------------------------

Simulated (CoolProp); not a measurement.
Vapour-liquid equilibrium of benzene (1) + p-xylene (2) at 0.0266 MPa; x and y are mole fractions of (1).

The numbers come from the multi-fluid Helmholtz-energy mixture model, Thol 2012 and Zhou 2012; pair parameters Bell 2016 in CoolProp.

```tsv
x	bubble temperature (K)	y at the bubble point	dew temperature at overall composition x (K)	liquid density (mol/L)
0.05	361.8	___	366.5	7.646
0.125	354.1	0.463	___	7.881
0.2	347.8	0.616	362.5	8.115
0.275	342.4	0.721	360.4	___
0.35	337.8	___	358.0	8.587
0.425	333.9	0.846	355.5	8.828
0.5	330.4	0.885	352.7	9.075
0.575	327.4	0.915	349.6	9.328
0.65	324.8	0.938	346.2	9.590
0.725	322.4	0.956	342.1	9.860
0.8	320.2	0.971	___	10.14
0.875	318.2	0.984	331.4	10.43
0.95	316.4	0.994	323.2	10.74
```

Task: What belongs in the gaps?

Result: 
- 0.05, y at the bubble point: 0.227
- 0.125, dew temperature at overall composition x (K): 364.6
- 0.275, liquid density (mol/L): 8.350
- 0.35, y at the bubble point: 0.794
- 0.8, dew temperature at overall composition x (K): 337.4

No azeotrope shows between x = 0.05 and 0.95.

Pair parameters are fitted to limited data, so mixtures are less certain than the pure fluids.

------------------------

▸ **Exercise**
Using the records above, repeat exactly the lines from the first one through the line with "No azeotrope shows between x = 0.05 and 0.95.".

▸ **Exercise output**
Simulated (CoolProp); not a measurement.
Vapour-liquid equilibrium of benzene (1) + p-xylene (2) at 0.0266 MPa; x and y are mole fractions of (1).

The numbers come from the multi-fluid Helmholtz-energy mixture model, Thol 2012 and Zhou 2012; pair parameters Bell 2016 in CoolProp.

```tsv
x	bubble temperature (K)	y at the bubble point	dew temperature at overall composition x (K)	liquid density (mol/L)
0.05	361.8	___	366.5	7.646
0.125	354.1	0.463	___	7.881
0.2	347.8	0.616	362.5	8.115
0.275	342.4	0.721	360.4	___
0.35	337.8	___	358.0	8.587
0.425	333.9	0.846	355.5	8.828
0.5	330.4	0.885	352.7	9.075
0.575	327.4	0.915	349.6	9.328
0.65	324.8	0.938	346.2	9.590
0.725	322.4	0.956	342.1	9.860
0.8	320.2	0.971	___	10.14
0.875	318.2	0.984	331.4	10.43
0.95	316.4	0.994	323.2	10.74
```

Task: What belongs in the gaps?

Result: 
- 0.05, y at the bubble point: 0.227
- 0.125, dew temperature at overall composition x (K): 364.6
- 0.275, liquid density (mol/L): 8.350
- 0.35, y at the bubble point: 0.794
- 0.8, dew temperature at overall composition x (K): 337.4

No azeotrope shows between x = 0.05 and 0.95.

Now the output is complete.